=== DATA RECORDS ===
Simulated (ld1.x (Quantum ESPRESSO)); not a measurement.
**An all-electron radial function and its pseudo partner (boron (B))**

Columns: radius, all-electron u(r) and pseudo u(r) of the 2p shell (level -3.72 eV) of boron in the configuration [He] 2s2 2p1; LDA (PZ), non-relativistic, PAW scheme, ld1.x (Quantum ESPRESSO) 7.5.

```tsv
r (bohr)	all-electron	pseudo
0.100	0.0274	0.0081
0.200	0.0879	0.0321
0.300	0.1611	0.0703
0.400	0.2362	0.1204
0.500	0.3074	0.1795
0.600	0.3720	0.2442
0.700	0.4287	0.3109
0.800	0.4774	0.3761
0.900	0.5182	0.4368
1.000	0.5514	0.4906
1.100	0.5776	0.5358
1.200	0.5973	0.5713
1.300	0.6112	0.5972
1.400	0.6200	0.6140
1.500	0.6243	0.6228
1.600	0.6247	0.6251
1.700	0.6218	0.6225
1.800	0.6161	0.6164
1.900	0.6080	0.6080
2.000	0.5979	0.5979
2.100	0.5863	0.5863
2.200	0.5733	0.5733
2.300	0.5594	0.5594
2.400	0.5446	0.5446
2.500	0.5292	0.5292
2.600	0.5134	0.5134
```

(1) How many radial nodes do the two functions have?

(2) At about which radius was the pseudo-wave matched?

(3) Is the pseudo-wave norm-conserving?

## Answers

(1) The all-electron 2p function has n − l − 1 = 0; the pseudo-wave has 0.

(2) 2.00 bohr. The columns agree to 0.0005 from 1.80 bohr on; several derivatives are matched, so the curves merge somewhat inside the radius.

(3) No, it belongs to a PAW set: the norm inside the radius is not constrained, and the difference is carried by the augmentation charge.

=== ACTION ITEM ===
Starting with the first line of the listing above, copy each line exactly until you have copied the line containing "(2) 2.00 bohr.". Stop there.

=== REPLY ===
Simulated (ld1.x (Quantum ESPRESSO)); not a measurement.
**An all-electron radial function and its pseudo partner (boron (B))**

Columns: radius, all-electron u(r) and pseudo u(r) of the 2p shell (level -3.72 eV) of boron in the configuration [He] 2s2 2p1; LDA (PZ), non-relativistic, PAW scheme, ld1.x (Quantum ESPRESSO) 7.5.

```tsv
r (bohr)	all-electron	pseudo
0.100	0.0274	0.0081
0.200	0.0879	0.0321
0.300	0.1611	0.0703
0.400	0.2362	0.1204
0.500	0.3074	0.1795
0.600	0.3720	0.2442
0.700	0.4287	0.3109
0.800	0.4774	0.3761
0.900	0.5182	0.4368
1.000	0.5514	0.4906
1.100	0.5776	0.5358
1.200	0.5973	0.5713
1.300	0.6112	0.5972
1.400	0.6200	0.6140
1.500	0.6243	0.6228
1.600	0.6247	0.6251
1.700	0.6218	0.6225
1.800	0.6161	0.6164
1.900	0.6080	0.6080
2.000	0.5979	0.5979
2.100	0.5863	0.5863
2.200	0.5733	0.5733
2.300	0.5594	0.5594
2.400	0.5446	0.5446
2.500	0.5292	0.5292
2.600	0.5134	0.5134
```

(1) How many radial nodes do the two functions have?

(2) At about which radius was the pseudo-wave matched?

(3) Is the pseudo-wave norm-conserving?

## Answers

(1) The all-electron 2p function has n − l − 1 = 0; the pseudo-wave has 0.

(2) 2.00 bohr. The columns agree to 0.0005 from 1.80 bohr on; several derivatives are matched, so the curves merge somewhat inside the radius.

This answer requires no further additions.